Start of Study material

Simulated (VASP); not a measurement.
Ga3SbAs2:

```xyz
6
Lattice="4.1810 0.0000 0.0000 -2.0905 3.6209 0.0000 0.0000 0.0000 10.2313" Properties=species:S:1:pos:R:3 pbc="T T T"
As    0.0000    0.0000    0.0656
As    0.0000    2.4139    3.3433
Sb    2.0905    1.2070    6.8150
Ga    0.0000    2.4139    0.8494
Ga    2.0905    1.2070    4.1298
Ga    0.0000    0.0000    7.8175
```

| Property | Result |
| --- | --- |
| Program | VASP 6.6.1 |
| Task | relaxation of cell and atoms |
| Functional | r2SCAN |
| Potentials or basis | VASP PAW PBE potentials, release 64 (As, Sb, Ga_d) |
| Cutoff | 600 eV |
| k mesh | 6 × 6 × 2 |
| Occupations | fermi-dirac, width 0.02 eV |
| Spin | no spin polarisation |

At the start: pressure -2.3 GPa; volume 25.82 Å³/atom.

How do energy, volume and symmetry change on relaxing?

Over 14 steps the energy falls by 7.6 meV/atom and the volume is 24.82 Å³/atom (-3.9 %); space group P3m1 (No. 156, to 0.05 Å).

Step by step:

End of Study material

**Required action**
Output all the lines above, matching them word for word.

**Task response**
Simulated (VASP); not a measurement.
Ga3SbAs2:

```xyz
6
Lattice="4.1810 0.0000 0.0000 -2.0905 3.6209 0.0000 0.0000 0.0000 10.2313" Properties=species:S:1:pos:R:3 pbc="T T T"
As    0.0000    0.0000    0.0656
As    0.0000    2.4139    3.3433
Sb    2.0905    1.2070    6.8150
Ga    0.0000    2.4139    0.8494
Ga    2.0905    1.2070    4.1298
Ga    0.0000    0.0000    7.8175
```

| Property | Result |
| --- | --- |
| Program | VASP 6.6.1 |
| Task | relaxation of cell and atoms |
| Functional | r2SCAN |
| Potentials or basis | VASP PAW PBE potentials, release 64 (As, Sb, Ga_d) |
| Cutoff | 600 eV |
| k mesh | 6 × 6 × 2 |
| Occupations | fermi-dirac, width 0.02 eV |
| Spin | no spin polarisation |

At the start: pressure -2.3 GPa; volume 25.82 Å³/atom.

How do energy, volume and symmetry change on relaxing?

Over 14 steps the energy falls by 7.6 meV/atom and the volume is 24.82 Å³/atom (-3.9 %); space group P3m1 (No. 156, to 0.05 Å).

Step by step:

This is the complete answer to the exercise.